__ENTRIES PROVIDED__.
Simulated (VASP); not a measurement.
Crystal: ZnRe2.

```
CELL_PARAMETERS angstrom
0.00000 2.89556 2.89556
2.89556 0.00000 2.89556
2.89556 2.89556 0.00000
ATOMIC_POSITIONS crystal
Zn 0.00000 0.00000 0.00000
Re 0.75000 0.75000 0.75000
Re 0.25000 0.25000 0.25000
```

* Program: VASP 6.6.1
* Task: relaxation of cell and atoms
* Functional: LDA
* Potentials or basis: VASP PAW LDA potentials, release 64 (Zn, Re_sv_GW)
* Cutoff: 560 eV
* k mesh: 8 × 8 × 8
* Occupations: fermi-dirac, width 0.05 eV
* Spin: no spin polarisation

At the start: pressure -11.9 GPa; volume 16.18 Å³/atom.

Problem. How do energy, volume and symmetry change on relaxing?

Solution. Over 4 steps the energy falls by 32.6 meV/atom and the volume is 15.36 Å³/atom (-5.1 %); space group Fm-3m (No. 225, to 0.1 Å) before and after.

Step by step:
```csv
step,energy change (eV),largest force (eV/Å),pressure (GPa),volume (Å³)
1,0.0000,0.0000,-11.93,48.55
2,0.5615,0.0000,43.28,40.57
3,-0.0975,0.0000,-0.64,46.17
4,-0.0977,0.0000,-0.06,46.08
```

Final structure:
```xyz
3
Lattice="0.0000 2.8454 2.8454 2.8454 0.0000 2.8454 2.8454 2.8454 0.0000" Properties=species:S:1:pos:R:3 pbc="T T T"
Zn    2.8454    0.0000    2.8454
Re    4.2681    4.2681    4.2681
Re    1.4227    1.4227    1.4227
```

__WORK TASK__. Each line in the listing above from the one containing "cell and atoms" through the one containing "At the start: pressure" should be repeated exactly, and no other line.

__PROBLEM SOLUTION__.
* Task: relaxation of cell and atoms
* Functional: LDA
* Potentials or basis: VASP PAW LDA potentials, release 64 (Zn, Re_sv_GW)
* Cutoff: 560 eV
* k mesh: 8 × 8 × 8
* Occupations: fermi-dirac, width 0.05 eV
* Spin: no spin polarisation

At the start: pressure -11.9 GPa; volume 16.18 Å³/atom.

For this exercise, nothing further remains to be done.